• [Excerpted data]:
Content starts

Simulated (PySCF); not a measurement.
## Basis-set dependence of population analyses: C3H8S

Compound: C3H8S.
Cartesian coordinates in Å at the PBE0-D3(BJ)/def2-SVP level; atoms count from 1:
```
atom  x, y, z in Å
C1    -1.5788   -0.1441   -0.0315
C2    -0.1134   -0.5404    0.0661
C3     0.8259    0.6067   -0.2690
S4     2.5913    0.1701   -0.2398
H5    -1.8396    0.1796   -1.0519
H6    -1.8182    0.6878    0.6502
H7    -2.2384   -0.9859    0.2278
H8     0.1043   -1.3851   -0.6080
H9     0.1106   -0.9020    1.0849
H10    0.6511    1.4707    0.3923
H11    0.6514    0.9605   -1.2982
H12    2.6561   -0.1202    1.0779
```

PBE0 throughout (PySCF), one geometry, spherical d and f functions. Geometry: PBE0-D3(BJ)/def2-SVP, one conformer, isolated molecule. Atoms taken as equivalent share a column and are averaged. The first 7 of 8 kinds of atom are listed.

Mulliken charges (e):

Content ends

• [Brief]:
Could you output every record above exactly as written?

• [Reply]:
Simulated (PySCF); not a measurement.
## Basis-set dependence of population analyses: C3H8S

Compound: C3H8S.
Cartesian coordinates in Å at the PBE0-D3(BJ)/def2-SVP level; atoms count from 1:
```
atom  x, y, z in Å
C1    -1.5788   -0.1441   -0.0315
C2    -0.1134   -0.5404    0.0661
C3     0.8259    0.6067   -0.2690
S4     2.5913    0.1701   -0.2398
H5    -1.8396    0.1796   -1.0519
H6    -1.8182    0.6878    0.6502
H7    -2.2384   -0.9859    0.2278
H8     0.1043   -1.3851   -0.6080
H9     0.1106   -0.9020    1.0849
H10    0.6511    1.4707    0.3923
H11    0.6514    0.9605   -1.2982
H12    2.6561   -0.1202    1.0779
```

PBE0 throughout (PySCF), one geometry, spherical d and f functions. Geometry: PBE0-D3(BJ)/def2-SVP, one conformer, isolated molecule. Atoms taken as equivalent share a column and are averaged. The first 7 of 8 kinds of atom are listed.

Mulliken charges (e):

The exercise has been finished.